DATASET EXTRACT
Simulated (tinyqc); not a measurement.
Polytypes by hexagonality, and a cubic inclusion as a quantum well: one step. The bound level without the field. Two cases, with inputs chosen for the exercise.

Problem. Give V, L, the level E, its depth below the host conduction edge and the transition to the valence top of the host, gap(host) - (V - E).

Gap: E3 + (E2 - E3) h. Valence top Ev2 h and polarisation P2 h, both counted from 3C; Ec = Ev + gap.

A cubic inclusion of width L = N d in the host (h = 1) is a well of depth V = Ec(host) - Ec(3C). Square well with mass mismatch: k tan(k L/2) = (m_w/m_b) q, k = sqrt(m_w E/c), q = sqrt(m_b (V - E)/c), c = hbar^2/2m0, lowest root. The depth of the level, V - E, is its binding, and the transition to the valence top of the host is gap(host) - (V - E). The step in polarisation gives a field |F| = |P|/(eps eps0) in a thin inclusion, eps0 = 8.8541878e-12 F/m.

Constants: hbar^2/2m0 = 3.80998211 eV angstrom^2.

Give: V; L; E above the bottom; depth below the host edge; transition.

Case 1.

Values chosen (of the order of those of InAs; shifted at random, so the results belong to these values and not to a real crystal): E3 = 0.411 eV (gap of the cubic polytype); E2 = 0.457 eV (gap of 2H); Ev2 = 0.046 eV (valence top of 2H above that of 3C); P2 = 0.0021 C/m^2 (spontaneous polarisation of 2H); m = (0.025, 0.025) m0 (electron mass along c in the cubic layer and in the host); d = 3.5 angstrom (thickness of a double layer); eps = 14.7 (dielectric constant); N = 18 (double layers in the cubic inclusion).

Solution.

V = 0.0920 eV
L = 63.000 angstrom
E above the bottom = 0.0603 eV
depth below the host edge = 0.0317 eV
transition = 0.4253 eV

WORK REQUEST
Begin at the first line of the material above. Transcribe each line exactly, ending with the line that contains "depth below the host edge = 0.0317 eV".

YOUR SOLUTION
Simulated (tinyqc); not a measurement.
Polytypes by hexagonality, and a cubic inclusion as a quantum well: one step. The bound level without the field. Two cases, with inputs chosen for the exercise.

Problem. Give V, L, the level E, its depth below the host conduction edge and the transition to the valence top of the host, gap(host) - (V - E).

Gap: E3 + (E2 - E3) h. Valence top Ev2 h and polarisation P2 h, both counted from 3C; Ec = Ev + gap.

A cubic inclusion of width L = N d in the host (h = 1) is a well of depth V = Ec(host) - Ec(3C). Square well with mass mismatch: k tan(k L/2) = (m_w/m_b) q, k = sqrt(m_w E/c), q = sqrt(m_b (V - E)/c), c = hbar^2/2m0, lowest root. The depth of the level, V - E, is its binding, and the transition to the valence top of the host is gap(host) - (V - E). The step in polarisation gives a field |F| = |P|/(eps eps0) in a thin inclusion, eps0 = 8.8541878e-12 F/m.

Constants: hbar^2/2m0 = 3.80998211 eV angstrom^2.

Give: V; L; E above the bottom; depth below the host edge; transition.

Case 1.

Values chosen (of the order of those of InAs; shifted at random, so the results belong to these values and not to a real crystal): E3 = 0.411 eV (gap of the cubic polytype); E2 = 0.457 eV (gap of 2H); Ev2 = 0.046 eV (valence top of 2H above that of 3C); P2 = 0.0021 C/m^2 (spontaneous polarisation of 2H); m = (0.025, 0.025) m0 (electron mass along c in the cubic layer and in the host); d = 3.5 angstrom (thickness of a double layer); eps = 14.7 (dielectric constant); N = 18 (double layers in the cubic inclusion).

Solution.

V = 0.0920 eV
L = 63.000 angstrom
E above the bottom = 0.0603 eV
depth below the host edge = 0.0317 eV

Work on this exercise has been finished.